(Beginning of SUPPLIED ENTRIES)
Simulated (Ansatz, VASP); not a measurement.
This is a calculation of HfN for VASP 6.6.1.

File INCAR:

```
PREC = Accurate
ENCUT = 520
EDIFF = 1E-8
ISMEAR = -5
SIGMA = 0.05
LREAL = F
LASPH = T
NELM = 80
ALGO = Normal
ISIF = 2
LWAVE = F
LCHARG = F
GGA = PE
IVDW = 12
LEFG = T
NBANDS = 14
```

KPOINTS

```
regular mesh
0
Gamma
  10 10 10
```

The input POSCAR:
(End of SUPPLIED ENTRIES)

WORK INSTRUCTION: Your answer should consist of every entry, repeated exactly.

ANSWER AREA:
Simulated (Ansatz, VASP); not a measurement.
This is a calculation of HfN for VASP 6.6.1.

File INCAR:

```
PREC = Accurate
ENCUT = 520
EDIFF = 1E-8
ISMEAR = -5
SIGMA = 0.05
LREAL = F
LASPH = T
NELM = 80
ALGO = Normal
ISIF = 2
LWAVE = F
LCHARG = F
GGA = PE
IVDW = 12
LEFG = T
NBANDS = 14
```

KPOINTS

```
regular mesh
0
Gamma
  10 10 10
```

The input POSCAR:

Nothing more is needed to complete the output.